*** Opening of EXTRACTED ENTRIES ***
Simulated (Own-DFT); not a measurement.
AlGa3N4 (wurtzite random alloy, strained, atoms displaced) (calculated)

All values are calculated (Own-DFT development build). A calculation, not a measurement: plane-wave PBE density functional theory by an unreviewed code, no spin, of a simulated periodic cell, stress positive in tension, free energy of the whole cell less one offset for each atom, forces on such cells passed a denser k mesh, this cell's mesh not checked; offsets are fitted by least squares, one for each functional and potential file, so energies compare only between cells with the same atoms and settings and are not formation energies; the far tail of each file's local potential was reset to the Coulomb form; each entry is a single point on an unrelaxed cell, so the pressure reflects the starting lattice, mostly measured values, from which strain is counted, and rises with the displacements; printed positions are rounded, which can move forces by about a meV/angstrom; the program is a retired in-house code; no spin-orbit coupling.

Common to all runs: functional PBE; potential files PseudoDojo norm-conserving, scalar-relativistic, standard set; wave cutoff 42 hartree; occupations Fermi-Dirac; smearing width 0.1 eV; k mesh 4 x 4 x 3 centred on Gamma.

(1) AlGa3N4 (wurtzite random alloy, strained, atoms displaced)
*** Close of EXTRACTED ENTRIES ***

Up to and including the line with "atoms displaced) (calculated)", write out the records above exactly, starting from their first line.

Simulated (Own-DFT); not a measurement.
AlGa3N4 (wurtzite random alloy, strained, atoms displaced) (calculated)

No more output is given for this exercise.